**DATA LISTING:**
***

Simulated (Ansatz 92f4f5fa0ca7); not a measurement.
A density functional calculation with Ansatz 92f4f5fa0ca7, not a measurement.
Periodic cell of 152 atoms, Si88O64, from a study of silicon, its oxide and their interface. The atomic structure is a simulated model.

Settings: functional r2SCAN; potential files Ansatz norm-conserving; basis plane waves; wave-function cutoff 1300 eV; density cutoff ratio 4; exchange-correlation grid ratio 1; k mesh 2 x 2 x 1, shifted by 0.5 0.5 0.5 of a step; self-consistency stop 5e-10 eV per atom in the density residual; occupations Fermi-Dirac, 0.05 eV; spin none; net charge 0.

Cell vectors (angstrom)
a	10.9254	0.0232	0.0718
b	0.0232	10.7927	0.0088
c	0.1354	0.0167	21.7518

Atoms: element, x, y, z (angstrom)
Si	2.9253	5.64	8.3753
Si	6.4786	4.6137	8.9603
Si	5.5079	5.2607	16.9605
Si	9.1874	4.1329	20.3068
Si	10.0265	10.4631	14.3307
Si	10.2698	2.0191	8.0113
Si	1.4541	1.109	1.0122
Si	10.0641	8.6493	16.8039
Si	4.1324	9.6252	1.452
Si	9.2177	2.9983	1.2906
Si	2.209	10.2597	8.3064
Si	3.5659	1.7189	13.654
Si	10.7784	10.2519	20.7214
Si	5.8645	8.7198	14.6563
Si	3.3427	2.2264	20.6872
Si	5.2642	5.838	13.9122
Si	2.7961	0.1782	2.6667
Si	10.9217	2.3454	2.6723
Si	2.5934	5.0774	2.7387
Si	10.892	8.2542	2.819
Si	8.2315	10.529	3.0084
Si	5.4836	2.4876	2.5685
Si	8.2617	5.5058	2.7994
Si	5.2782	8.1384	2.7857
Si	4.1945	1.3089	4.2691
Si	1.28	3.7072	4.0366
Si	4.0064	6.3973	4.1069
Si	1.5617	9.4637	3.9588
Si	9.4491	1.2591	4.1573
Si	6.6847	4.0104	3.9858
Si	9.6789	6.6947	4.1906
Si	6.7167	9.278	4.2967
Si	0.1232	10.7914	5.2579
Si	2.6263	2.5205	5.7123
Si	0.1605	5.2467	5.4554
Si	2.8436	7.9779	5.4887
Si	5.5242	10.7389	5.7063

***

**ASSIGNED TASK:** Retype, exactly and with nothing added, the lines of the material above from the first through the one that contains "Periodic cell of".

**YOUR SOLUTION:**
Simulated (Ansatz 92f4f5fa0ca7); not a measurement.
A density functional calculation with Ansatz 92f4f5fa0ca7, not a measurement.
Periodic cell of 152 atoms, Si88O64, from a study of silicon, its oxide and their interface. The atomic structure is a simulated model.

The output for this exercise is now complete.